Restrict the output to the lines below starting at the one that contains "Structures of equal" and ending at the one that contains "### Question", and restate them word for word, both ends included.

..........

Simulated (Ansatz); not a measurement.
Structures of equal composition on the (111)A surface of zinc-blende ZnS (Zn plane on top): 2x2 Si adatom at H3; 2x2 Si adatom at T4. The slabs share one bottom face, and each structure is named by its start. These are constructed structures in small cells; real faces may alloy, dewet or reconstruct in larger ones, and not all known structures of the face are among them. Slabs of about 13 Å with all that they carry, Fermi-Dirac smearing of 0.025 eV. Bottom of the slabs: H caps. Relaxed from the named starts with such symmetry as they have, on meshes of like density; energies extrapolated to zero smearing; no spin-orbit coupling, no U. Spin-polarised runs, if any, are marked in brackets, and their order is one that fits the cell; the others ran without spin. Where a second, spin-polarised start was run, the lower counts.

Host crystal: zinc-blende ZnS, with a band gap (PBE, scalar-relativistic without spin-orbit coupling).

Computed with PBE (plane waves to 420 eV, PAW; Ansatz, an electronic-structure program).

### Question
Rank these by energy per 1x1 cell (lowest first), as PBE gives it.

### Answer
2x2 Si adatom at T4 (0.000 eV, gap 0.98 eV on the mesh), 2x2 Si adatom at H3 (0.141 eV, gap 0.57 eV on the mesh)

..........

--- RESPONSE ---
Structures of equal composition on the (111)A surface of zinc-blende ZnS (Zn plane on top): 2x2 Si adatom at H3; 2x2 Si adatom at T4. The slabs share one bottom face, and each structure is named by its start. These are constructed structures in small cells; real faces may alloy, dewet or reconstruct in larger ones, and not all known structures of the face are among them. Slabs of about 13 Å with all that they carry, Fermi-Dirac smearing of 0.025 eV. Bottom of the slabs: H caps. Relaxed from the named starts with such symmetry as they have, on meshes of like density; energies extrapolated to zero smearing; no spin-orbit coupling, no U. Spin-polarised runs, if any, are marked in brackets, and their order is one that fits the cell; the others ran without spin. Where a second, spin-polarised start was run, the lower counts.

Host crystal: zinc-blende ZnS, with a band gap (PBE, scalar-relativistic without spin-orbit coupling).

Computed with PBE (plane waves to 420 eV, PAW; Ansatz, an electronic-structure program).

### Question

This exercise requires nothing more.